§
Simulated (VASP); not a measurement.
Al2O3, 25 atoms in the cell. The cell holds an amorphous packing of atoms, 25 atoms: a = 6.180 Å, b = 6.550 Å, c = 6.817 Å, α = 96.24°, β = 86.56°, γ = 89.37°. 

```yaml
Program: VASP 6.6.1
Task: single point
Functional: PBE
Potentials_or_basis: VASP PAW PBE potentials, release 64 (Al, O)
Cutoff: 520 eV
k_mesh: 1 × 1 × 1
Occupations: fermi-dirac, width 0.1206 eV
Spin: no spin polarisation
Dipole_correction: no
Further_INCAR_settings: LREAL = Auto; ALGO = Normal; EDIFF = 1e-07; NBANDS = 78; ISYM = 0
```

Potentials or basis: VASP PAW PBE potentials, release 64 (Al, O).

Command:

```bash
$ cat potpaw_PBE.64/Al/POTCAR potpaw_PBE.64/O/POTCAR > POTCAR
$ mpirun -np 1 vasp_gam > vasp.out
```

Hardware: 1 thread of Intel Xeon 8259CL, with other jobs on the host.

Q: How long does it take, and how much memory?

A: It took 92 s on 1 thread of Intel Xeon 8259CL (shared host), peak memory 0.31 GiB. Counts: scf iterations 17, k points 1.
§

Work task: Reproduce exactly the section above that begins at the line containing "Hardware: 1 thread" and ends at the line containing "Q: How long", leaving out all other lines.

Solution:
Hardware: 1 thread of Intel Xeon 8259CL, with other jobs on the host.

Q: How long does it take, and how much memory?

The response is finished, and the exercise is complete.